■ Information provided ■
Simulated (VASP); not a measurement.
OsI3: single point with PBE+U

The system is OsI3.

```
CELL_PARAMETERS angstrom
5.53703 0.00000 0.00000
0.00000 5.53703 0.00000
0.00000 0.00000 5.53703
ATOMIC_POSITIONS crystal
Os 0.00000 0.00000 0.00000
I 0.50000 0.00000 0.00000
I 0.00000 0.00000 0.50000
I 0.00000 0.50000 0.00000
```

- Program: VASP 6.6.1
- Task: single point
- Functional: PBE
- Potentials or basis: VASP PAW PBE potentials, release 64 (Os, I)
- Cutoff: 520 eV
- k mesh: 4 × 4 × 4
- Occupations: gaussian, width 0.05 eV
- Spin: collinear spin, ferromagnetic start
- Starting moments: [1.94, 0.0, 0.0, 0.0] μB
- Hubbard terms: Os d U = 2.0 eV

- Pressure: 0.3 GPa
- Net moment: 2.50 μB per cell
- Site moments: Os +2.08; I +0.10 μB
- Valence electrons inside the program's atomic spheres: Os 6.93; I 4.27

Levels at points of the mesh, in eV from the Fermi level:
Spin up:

■ Exercise ■
Write out the material above exactly, please, from its first line up to and including the line where "Levels at points" appears, and stop there.

■ Exercise result ■
Simulated (VASP); not a measurement.
OsI3: single point with PBE+U

The system is OsI3.

```
CELL_PARAMETERS angstrom
5.53703 0.00000 0.00000
0.00000 5.53703 0.00000
0.00000 0.00000 5.53703
ATOMIC_POSITIONS crystal
Os 0.00000 0.00000 0.00000
I 0.50000 0.00000 0.00000
I 0.00000 0.00000 0.50000
I 0.00000 0.50000 0.00000
```

- Program: VASP 6.6.1
- Task: single point
- Functional: PBE
- Potentials or basis: VASP PAW PBE potentials, release 64 (Os, I)
- Cutoff: 520 eV
- k mesh: 4 × 4 × 4
- Occupations: gaussian, width 0.05 eV
- Spin: collinear spin, ferromagnetic start
- Starting moments: [1.94, 0.0, 0.0, 0.0] μB
- Hubbard terms: Os d U = 2.0 eV

- Pressure: 0.3 GPa
- Net moment: 2.50 μB per cell
- Site moments: Os +2.08; I +0.10 μB
- Valence electrons inside the program's atomic spheres: Os 6.93; I 4.27

Levels at points of the mesh, in eV from the Fermi level:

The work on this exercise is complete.